> [Dataset]
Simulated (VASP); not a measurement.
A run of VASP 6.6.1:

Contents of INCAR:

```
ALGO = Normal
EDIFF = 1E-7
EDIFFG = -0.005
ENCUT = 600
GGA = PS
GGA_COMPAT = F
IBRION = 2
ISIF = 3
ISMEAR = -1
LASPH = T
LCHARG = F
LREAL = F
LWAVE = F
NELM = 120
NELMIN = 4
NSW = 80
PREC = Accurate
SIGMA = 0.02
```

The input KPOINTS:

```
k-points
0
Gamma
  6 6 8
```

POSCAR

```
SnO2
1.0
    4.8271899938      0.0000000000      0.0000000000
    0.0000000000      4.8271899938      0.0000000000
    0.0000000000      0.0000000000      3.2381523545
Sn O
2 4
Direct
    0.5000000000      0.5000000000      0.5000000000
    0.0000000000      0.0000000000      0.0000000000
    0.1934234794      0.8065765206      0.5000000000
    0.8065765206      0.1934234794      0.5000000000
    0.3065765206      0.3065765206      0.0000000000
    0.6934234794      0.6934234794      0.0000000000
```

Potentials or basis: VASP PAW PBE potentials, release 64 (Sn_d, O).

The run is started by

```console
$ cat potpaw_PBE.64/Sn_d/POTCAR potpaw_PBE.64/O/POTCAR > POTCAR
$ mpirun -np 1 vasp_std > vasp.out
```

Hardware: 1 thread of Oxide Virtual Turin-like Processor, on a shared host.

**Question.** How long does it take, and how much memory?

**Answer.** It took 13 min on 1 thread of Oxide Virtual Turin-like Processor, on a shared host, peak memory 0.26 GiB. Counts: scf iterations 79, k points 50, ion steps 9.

> [Action item]
Each line from the start of the records through the line holding "how much memory?" must be returned exactly; nothing else belongs in the answer.

> [Written solution]
Simulated (VASP); not a measurement.
A run of VASP 6.6.1:

Contents of INCAR:

```
ALGO = Normal
EDIFF = 1E-7
EDIFFG = -0.005
ENCUT = 600
GGA = PS
GGA_COMPAT = F
IBRION = 2
ISIF = 3
ISMEAR = -1
LASPH = T
LCHARG = F
LREAL = F
LWAVE = F
NELM = 120
NELMIN = 4
NSW = 80
PREC = Accurate
SIGMA = 0.02
```

The input KPOINTS:

```
k-points
0
Gamma
  6 6 8
```

POSCAR

```
SnO2
1.0
    4.8271899938      0.0000000000      0.0000000000
    0.0000000000      4.8271899938      0.0000000000
    0.0000000000      0.0000000000      3.2381523545
Sn O
2 4
Direct
    0.5000000000      0.5000000000      0.5000000000
    0.0000000000      0.0000000000      0.0000000000
    0.1934234794      0.8065765206      0.5000000000
    0.8065765206      0.1934234794      0.5000000000
    0.3065765206      0.3065765206      0.0000000000
    0.6934234794      0.6934234794      0.0000000000
```

Potentials or basis: VASP PAW PBE potentials, release 64 (Sn_d, O).

The run is started by

```console
$ cat potpaw_PBE.64/Sn_d/POTCAR potpaw_PBE.64/O/POTCAR > POTCAR
$ mpirun -np 1 vasp_std > vasp.out
```

Hardware: 1 thread of Oxide Virtual Turin-like Processor, on a shared host.

**Question.** How long does it take, and how much memory?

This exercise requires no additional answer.